*Requirement*
Copy the data exactly from the line that contains "Ansatz PAW |" through the line that contains "shells in valence.", keeping both end lines and leaving out everything else.

============

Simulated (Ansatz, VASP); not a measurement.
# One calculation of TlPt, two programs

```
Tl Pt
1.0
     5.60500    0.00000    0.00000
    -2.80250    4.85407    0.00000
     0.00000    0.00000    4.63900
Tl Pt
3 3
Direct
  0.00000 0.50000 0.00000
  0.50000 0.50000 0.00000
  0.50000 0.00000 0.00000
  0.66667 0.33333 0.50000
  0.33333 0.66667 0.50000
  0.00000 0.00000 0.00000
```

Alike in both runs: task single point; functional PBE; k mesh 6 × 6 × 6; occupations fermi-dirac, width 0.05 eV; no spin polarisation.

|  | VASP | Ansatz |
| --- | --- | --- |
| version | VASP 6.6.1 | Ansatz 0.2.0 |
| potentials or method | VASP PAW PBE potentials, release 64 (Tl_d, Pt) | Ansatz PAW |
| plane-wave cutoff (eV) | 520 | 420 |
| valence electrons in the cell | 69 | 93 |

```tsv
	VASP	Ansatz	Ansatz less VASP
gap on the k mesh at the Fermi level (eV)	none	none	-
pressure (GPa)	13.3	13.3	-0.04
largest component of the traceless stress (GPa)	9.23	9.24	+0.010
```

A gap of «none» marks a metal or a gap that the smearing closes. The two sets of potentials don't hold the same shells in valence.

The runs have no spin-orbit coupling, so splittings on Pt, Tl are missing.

============

*Written solution*
| potentials or method | VASP PAW PBE potentials, release 64 (Tl_d, Pt) | Ansatz PAW |
| plane-wave cutoff (eV) | 520 | 420 |
| valence electrons in the cell | 69 | 93 |

```tsv
	VASP	Ansatz	Ansatz less VASP
gap on the k mesh at the Fermi level (eV)	none	none	-
pressure (GPa)	13.3	13.3	-0.04
largest component of the traceless stress (GPa)	9.23	9.24	+0.010
```

A gap of «none» marks a metal or a gap that the smearing closes. The two sets of potentials don't hold the same shells in valence.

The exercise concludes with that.